--- START ---

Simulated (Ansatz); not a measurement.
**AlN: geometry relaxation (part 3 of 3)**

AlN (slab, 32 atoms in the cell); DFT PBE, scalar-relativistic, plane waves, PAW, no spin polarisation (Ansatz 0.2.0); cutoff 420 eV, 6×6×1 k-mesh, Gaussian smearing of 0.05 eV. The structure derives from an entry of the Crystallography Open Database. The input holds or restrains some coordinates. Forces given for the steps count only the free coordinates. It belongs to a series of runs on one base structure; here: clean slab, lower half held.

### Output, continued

--- END ---

__WORK TASK__.
The response should be the listing above, limited to the lines between the one holding "(part 3 of 3)**" and the one holding "AlN (slab, 32", inclusive, reproduced exactly.

__EXPECTED ANSWER__.
**AlN: geometry relaxation (part 3 of 3)**

AlN (slab, 32 atoms in the cell); DFT PBE, scalar-relativistic, plane waves, PAW, no spin polarisation (Ansatz 0.2.0); cutoff 420 eV, 6×6×1 k-mesh, Gaussian smearing of 0.05 eV. The structure derives from an entry of the Crystallography Open Database. The input holds or restrains some coordinates. Forces given for the steps count only the free coordinates. It belongs to a series of runs on one base structure; here: clean slab, lower half held.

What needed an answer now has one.